(Stored data):
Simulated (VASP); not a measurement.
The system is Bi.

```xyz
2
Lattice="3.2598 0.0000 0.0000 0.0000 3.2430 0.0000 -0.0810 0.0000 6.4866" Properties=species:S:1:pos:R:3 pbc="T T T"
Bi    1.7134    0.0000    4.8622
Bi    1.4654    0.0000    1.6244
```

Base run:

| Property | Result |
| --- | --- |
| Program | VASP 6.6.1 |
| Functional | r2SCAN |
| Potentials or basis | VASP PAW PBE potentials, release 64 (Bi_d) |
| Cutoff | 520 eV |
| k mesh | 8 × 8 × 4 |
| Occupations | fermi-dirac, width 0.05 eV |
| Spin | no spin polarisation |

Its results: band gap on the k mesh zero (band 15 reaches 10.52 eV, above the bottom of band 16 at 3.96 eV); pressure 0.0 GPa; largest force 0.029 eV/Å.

(Activity):
The first line of the records begins the span, and the line containing "spin polarisation |" ends it. Reproduce that span exactly, both ends included.

(Worked solution):
Simulated (VASP); not a measurement.
The system is Bi.

```xyz
2
Lattice="3.2598 0.0000 0.0000 0.0000 3.2430 0.0000 -0.0810 0.0000 6.4866" Properties=species:S:1:pos:R:3 pbc="T T T"
Bi    1.7134    0.0000    4.8622
Bi    1.4654    0.0000    1.6244
```

Base run:

| Property | Result |
| --- | --- |
| Program | VASP 6.6.1 |
| Functional | r2SCAN |
| Potentials or basis | VASP PAW PBE potentials, release 64 (Bi_d) |
| Cutoff | 520 eV |
| k mesh | 8 × 8 × 4 |
| Occupations | fermi-dirac, width 0.05 eV |
| Spin | no spin polarisation |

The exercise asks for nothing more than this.